§ Brief
Below are some records. Return exactly the lines from the one containing "Computed with Ansatz" through the one containing "Result: It is", both included, and only those.

───

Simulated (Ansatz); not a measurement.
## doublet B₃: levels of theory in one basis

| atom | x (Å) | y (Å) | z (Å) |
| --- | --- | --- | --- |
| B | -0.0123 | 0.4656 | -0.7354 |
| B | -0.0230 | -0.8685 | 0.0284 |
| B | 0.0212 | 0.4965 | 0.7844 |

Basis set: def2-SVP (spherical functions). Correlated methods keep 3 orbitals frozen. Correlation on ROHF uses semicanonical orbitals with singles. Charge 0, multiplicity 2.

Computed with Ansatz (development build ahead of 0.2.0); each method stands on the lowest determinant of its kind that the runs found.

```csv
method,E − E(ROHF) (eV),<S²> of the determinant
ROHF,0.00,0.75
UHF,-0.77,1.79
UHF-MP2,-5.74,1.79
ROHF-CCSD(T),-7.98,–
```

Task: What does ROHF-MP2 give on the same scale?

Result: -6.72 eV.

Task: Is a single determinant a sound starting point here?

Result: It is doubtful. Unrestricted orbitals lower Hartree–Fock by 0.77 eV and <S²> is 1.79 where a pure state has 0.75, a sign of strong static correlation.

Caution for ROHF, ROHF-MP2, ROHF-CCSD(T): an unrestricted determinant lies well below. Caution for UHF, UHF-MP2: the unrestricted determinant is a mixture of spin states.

───

§ Written response
Computed with Ansatz (development build ahead of 0.2.0); each method stands on the lowest determinant of its kind that the runs found.

```csv
method,E − E(ROHF) (eV),<S²> of the determinant
ROHF,0.00,0.75
UHF,-0.77,1.79
UHF-MP2,-5.74,1.79
ROHF-CCSD(T),-7.98,–
```

Task: What does ROHF-MP2 give on the same scale?

Result: -6.72 eV.

Task: Is a single determinant a sound starting point here?

Result: It is doubtful. Unrestricted orbitals lower Hartree–Fock by 0.77 eV and <S²> is 1.79 where a pure state has 0.75, a sign of strong static correlation.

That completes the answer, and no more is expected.